> _WORK ORDER_: Transcribe exactly everything in the data below from the line containing "Zn(F)(SiMe3), SMILES C[Si](C)([Zn][F])C" down to the line containing "Method: B3LYP/def2-TZVP in PySCF.", both lines included and nothing further.

==== SOURCE MATERIAL ====

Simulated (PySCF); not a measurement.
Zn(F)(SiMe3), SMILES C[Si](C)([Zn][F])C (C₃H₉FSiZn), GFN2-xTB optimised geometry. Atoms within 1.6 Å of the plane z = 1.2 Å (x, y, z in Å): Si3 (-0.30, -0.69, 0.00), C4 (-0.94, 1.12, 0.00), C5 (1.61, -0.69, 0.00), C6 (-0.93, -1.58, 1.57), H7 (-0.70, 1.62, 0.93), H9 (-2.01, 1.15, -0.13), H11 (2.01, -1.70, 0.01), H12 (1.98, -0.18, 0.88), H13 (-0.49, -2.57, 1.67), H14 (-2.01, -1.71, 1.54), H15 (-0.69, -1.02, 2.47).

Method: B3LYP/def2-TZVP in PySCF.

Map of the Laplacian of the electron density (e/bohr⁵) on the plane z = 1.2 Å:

====

> _YOUR RESPONSE_:
Zn(F)(SiMe3), SMILES C[Si](C)([Zn][F])C (C₃H₉FSiZn), GFN2-xTB optimised geometry. Atoms within 1.6 Å of the plane z = 1.2 Å (x, y, z in Å): Si3 (-0.30, -0.69, 0.00), C4 (-0.94, 1.12, 0.00), C5 (1.61, -0.69, 0.00), C6 (-0.93, -1.58, 1.57), H7 (-0.70, 1.62, 0.93), H9 (-2.01, 1.15, -0.13), H11 (2.01, -1.70, 0.01), H12 (1.98, -0.18, 0.88), H13 (-0.49, -2.57, 1.67), H14 (-2.01, -1.71, 1.54), H15 (-0.69, -1.02, 2.47).

Method: B3LYP/def2-TZVP in PySCF.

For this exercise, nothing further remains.